● Exercise
Copy the lines exactly as they appear, starting with the first line of the records and ending with the line that contains "0.543 | 0.607 |".

● Data shown
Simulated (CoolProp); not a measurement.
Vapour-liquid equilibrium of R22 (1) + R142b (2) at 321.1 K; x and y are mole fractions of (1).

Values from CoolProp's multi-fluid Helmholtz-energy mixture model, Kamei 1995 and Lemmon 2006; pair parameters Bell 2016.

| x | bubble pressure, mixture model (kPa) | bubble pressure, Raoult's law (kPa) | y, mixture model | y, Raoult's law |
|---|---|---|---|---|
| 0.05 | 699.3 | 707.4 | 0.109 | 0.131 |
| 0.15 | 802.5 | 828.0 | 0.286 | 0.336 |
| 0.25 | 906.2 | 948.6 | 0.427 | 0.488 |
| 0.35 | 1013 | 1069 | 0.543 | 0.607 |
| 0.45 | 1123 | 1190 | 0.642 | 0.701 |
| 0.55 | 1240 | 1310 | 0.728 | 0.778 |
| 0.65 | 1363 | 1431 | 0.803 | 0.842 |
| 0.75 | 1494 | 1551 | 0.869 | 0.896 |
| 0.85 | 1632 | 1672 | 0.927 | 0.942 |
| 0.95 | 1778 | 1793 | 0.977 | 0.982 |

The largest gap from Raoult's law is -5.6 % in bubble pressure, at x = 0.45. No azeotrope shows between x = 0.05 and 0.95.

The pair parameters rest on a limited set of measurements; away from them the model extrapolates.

● Response box
Simulated (CoolProp); not a measurement.
Vapour-liquid equilibrium of R22 (1) + R142b (2) at 321.1 K; x and y are mole fractions of (1).

Values from CoolProp's multi-fluid Helmholtz-energy mixture model, Kamei 1995 and Lemmon 2006; pair parameters Bell 2016.

| x | bubble pressure, mixture model (kPa) | bubble pressure, Raoult's law (kPa) | y, mixture model | y, Raoult's law |
|---|---|---|---|---|
| 0.05 | 699.3 | 707.4 | 0.109 | 0.131 |
| 0.15 | 802.5 | 828.0 | 0.286 | 0.336 |
| 0.25 | 906.2 | 948.6 | 0.427 | 0.488 |
| 0.35 | 1013 | 1069 | 0.543 | 0.607 |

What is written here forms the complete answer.